Top of RECORDED INFORMATION

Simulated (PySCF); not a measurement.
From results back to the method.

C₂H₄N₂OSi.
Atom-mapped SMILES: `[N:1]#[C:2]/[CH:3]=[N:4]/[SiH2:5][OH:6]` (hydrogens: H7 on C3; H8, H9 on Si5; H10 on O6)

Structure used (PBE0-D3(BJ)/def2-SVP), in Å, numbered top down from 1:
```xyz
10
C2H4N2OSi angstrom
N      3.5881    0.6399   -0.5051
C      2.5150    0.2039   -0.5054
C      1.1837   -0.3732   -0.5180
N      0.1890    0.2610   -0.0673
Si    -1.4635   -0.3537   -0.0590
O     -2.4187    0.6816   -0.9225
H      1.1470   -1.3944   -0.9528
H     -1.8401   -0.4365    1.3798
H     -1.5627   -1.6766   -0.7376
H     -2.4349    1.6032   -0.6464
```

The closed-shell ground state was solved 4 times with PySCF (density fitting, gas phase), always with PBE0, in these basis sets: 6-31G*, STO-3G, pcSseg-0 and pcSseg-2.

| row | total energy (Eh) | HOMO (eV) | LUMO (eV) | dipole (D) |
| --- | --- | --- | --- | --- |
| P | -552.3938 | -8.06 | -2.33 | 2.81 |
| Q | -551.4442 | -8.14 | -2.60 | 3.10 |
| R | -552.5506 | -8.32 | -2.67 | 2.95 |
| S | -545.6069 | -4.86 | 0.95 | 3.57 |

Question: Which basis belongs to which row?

Bottom of RECORDED INFORMATION

### WORK ITEM
In the entries above, one line contains "The closed-shell ground" and another contains "0.95 | 3.57 |". Reproduce exactly those two lines and the lines between them, nothing else.

### TASK SOLUTION
The closed-shell ground state was solved 4 times with PySCF (density fitting, gas phase), always with PBE0, in these basis sets: 6-31G*, STO-3G, pcSseg-0 and pcSseg-2.

| row | total energy (Eh) | HOMO (eV) | LUMO (eV) | dipole (D) |
| --- | --- | --- | --- | --- |
| P | -552.3938 | -8.06 | -2.33 | 2.81 |
| Q | -551.4442 | -8.14 | -2.60 | 3.10 |
| R | -552.5506 | -8.32 | -2.67 | 2.95 |
| S | -545.6069 | -4.86 | 0.95 | 3.57 |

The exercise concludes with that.